● Work request:
Both the line below containing "## Step 1: The structure to begin with" and the line containing "It takes space", along with every line between them, should be repeated exactly; no other line belongs in the answer.

● Entries supplied:
....

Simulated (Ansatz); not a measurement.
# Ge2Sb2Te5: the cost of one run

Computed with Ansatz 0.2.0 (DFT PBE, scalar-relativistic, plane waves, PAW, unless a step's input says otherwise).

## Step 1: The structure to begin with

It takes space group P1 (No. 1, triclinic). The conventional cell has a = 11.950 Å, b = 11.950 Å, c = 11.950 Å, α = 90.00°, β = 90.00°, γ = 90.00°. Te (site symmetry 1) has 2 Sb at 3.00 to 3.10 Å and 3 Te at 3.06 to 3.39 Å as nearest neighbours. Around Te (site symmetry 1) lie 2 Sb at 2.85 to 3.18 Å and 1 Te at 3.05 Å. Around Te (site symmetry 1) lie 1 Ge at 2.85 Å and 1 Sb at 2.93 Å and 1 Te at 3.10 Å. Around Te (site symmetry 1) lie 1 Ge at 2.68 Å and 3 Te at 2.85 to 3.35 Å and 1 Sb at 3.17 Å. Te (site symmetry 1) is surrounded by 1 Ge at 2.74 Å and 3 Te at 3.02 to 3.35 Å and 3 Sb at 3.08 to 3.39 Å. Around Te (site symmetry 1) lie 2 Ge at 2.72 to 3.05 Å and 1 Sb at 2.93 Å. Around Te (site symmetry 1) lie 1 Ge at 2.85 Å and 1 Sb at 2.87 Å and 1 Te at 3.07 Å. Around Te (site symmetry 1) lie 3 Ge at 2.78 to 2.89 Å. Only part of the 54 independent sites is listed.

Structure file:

....

● Your response:
## Step 1: The structure to begin with

It takes space group P1 (No. 1, triclinic). The conventional cell has a = 11.950 Å, b = 11.950 Å, c = 11.950 Å, α = 90.00°, β = 90.00°, γ = 90.00°. Te (site symmetry 1) has 2 Sb at 3.00 to 3.10 Å and 3 Te at 3.06 to 3.39 Å as nearest neighbours. Around Te (site symmetry 1) lie 2 Sb at 2.85 to 3.18 Å and 1 Te at 3.05 Å. Around Te (site symmetry 1) lie 1 Ge at 2.85 Å and 1 Sb at 2.93 Å and 1 Te at 3.10 Å. Around Te (site symmetry 1) lie 1 Ge at 2.68 Å and 3 Te at 2.85 to 3.35 Å and 1 Sb at 3.17 Å. Te (site symmetry 1) is surrounded by 1 Ge at 2.74 Å and 3 Te at 3.02 to 3.35 Å and 3 Sb at 3.08 to 3.39 Å. Around Te (site symmetry 1) lie 2 Ge at 2.72 to 3.05 Å and 1 Sb at 2.93 Å. Around Te (site symmetry 1) lie 1 Ge at 2.85 Å and 1 Sb at 2.87 Å and 1 Te at 3.07 Å. Around Te (site symmetry 1) lie 3 Ge at 2.78 to 2.89 Å. Only part of the 54 independent sites is listed.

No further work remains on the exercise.